(Required action): Write out, without any change, the lines in the material below that run from the line with "Property card for" through the line with "Some functional groups", both included.

Top of Data records

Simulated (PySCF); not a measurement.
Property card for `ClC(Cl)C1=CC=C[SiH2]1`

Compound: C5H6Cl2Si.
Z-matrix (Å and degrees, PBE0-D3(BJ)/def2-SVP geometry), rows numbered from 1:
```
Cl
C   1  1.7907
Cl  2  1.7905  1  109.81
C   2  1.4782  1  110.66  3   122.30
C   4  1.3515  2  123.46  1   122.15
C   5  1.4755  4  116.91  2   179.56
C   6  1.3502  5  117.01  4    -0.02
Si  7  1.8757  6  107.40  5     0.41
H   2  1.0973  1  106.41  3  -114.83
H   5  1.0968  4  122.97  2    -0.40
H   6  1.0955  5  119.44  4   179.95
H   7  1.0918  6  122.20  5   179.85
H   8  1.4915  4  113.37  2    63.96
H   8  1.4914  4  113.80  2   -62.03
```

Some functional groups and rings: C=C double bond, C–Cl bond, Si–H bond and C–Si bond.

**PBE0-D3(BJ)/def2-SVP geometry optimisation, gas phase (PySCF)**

Bottom of Data records

(Problem solution):
Property card for `ClC(Cl)C1=CC=C[SiH2]1`

Compound: C5H6Cl2Si.
Z-matrix (Å and degrees, PBE0-D3(BJ)/def2-SVP geometry), rows numbered from 1:
```
Cl
C   1  1.7907
Cl  2  1.7905  1  109.81
C   2  1.4782  1  110.66  3   122.30
C   4  1.3515  2  123.46  1   122.15
C   5  1.4755  4  116.91  2   179.56
C   6  1.3502  5  117.01  4    -0.02
Si  7  1.8757  6  107.40  5     0.41
H   2  1.0973  1  106.41  3  -114.83
H   5  1.0968  4  122.97  2    -0.40
H   6  1.0955  5  119.44  4   179.95
H   7  1.0918  6  122.20  5   179.85
H   8  1.4915  4  113.37  2    63.96
H   8  1.4914  4  113.80  2   -62.03
```

Some functional groups and rings: C=C double bond, C–Cl bond, Si–H bond and C–Si bond.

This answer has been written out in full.